WORK REQUEST: Please reproduce the data below exactly, from the first line through the line containing "The calculation used", and leave every later line out.

+ + + +

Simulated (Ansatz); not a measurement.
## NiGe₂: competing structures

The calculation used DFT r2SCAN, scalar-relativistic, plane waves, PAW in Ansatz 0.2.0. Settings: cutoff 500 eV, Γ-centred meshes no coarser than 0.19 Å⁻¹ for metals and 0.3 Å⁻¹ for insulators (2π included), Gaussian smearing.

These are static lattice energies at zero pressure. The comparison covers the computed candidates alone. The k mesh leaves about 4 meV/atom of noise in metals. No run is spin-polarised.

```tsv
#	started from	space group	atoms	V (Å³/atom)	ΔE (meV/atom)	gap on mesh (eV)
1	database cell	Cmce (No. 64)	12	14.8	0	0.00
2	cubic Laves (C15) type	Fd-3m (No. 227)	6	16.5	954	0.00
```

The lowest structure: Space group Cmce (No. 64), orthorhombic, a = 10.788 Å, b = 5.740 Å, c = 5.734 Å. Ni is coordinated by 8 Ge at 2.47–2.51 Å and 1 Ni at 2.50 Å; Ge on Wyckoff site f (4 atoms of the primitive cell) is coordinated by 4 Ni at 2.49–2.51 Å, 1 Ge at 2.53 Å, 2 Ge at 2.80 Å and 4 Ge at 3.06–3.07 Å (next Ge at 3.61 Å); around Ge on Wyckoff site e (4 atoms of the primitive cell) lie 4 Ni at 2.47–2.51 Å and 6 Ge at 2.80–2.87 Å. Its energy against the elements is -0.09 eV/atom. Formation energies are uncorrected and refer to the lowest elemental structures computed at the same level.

+ + + +

EXERCISE SOLUTION:
Simulated (Ansatz); not a measurement.
## NiGe₂: competing structures

The calculation used DFT r2SCAN, scalar-relativistic, plane waves, PAW in Ansatz 0.2.0. Settings: cutoff 500 eV, Γ-centred meshes no coarser than 0.19 Å⁻¹ for metals and 0.3 Å⁻¹ for insulators (2π included), Gaussian smearing.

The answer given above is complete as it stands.